§ **WORK ORDER**
Output all records precisely as written.

──────── RAW DATA

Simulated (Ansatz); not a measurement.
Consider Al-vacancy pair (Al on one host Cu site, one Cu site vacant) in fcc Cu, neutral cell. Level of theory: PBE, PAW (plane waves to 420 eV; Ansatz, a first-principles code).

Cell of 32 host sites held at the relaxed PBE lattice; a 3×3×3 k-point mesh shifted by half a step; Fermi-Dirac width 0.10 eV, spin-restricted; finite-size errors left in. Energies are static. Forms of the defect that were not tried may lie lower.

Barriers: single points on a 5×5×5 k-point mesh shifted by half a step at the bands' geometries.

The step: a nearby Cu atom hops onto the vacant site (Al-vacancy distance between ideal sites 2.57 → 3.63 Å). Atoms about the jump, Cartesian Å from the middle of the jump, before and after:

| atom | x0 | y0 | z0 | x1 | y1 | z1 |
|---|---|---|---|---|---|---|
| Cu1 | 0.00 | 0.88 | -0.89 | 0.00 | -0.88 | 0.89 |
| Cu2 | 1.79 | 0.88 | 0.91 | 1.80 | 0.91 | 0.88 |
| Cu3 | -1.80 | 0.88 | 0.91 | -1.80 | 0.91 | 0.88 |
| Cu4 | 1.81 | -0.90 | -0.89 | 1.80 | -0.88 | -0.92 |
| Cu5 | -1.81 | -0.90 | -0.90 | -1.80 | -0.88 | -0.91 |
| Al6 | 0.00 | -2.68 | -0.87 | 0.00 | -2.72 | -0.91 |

────────────────

§ **EXERCISE SOLUTION**
Simulated (Ansatz); not a measurement.
Consider Al-vacancy pair (Al on one host Cu site, one Cu site vacant) in fcc Cu, neutral cell. Level of theory: PBE, PAW (plane waves to 420 eV; Ansatz, a first-principles code).

Cell of 32 host sites held at the relaxed PBE lattice; a 3×3×3 k-point mesh shifted by half a step; Fermi-Dirac width 0.10 eV, spin-restricted; finite-size errors left in. Energies are static. Forms of the defect that were not tried may lie lower.

Barriers: single points on a 5×5×5 k-point mesh shifted by half a step at the bands' geometries.

The step: a nearby Cu atom hops onto the vacant site (Al-vacancy distance between ideal sites 2.57 → 3.63 Å). Atoms about the jump, Cartesian Å from the middle of the jump, before and after:

| atom | x0 | y0 | z0 | x1 | y1 | z1 |
|---|---|---|---|---|---|---|
| Cu1 | 0.00 | 0.88 | -0.89 | 0.00 | -0.88 | 0.89 |
| Cu2 | 1.79 | 0.88 | 0.91 | 1.80 | 0.91 | 0.88 |
| Cu3 | -1.80 | 0.88 | 0.91 | -1.80 | 0.91 | 0.88 |
| Cu4 | 1.81 | -0.90 | -0.89 | 1.80 | -0.88 | -0.92 |
| Cu5 | -1.81 | -0.90 | -0.90 | -1.80 | -0.88 | -0.91 |
| Al6 | 0.00 | -2.68 | -0.87 | 0.00 | -2.72 | -0.91 |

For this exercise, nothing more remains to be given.